Activity:
Each record that follows is to be output in full, precisely as written.

Provided data:
#####

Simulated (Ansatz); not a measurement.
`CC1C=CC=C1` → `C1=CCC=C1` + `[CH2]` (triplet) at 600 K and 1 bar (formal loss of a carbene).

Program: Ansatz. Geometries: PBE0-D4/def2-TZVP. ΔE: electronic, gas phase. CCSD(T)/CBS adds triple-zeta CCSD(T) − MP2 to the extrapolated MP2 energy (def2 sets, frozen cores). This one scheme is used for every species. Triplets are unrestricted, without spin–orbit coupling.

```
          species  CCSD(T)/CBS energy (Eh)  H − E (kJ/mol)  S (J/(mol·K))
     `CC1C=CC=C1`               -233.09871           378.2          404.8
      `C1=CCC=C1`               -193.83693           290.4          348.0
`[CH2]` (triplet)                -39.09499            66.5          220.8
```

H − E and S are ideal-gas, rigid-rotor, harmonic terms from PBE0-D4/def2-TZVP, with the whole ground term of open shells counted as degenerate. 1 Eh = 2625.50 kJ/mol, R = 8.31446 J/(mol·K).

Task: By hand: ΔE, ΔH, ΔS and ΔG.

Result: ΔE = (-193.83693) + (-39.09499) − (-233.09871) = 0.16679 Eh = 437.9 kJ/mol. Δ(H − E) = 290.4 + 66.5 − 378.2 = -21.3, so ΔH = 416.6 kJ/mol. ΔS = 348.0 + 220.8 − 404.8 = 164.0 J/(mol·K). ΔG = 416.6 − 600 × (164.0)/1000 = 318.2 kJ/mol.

#####

Worked solution:
Simulated (Ansatz); not a measurement.
`CC1C=CC=C1` → `C1=CCC=C1` + `[CH2]` (triplet) at 600 K and 1 bar (formal loss of a carbene).

Program: Ansatz. Geometries: PBE0-D4/def2-TZVP. ΔE: electronic, gas phase. CCSD(T)/CBS adds triple-zeta CCSD(T) − MP2 to the extrapolated MP2 energy (def2 sets, frozen cores). This one scheme is used for every species. Triplets are unrestricted, without spin–orbit coupling.

```
          species  CCSD(T)/CBS energy (Eh)  H − E (kJ/mol)  S (J/(mol·K))
     `CC1C=CC=C1`               -233.09871           378.2          404.8
      `C1=CCC=C1`               -193.83693           290.4          348.0
`[CH2]` (triplet)                -39.09499            66.5          220.8
```

H − E and S are ideal-gas, rigid-rotor, harmonic terms from PBE0-D4/def2-TZVP, with the whole ground term of open shells counted as degenerate. 1 Eh = 2625.50 kJ/mol, R = 8.31446 J/(mol·K).

Task: By hand: ΔE, ΔH, ΔS and ΔG.

Result: ΔE = (-193.83693) + (-39.09499) − (-233.09871) = 0.16679 Eh = 437.9 kJ/mol. Δ(H − E) = 290.4 + 66.5 − 378.2 = -21.3, so ΔH = 416.6 kJ/mol. ΔS = 348.0 + 220.8 − 404.8 = 164.0 J/(mol·K). ΔG = 416.6 − 600 × (164.0)/1000 = 318.2 kJ/mol.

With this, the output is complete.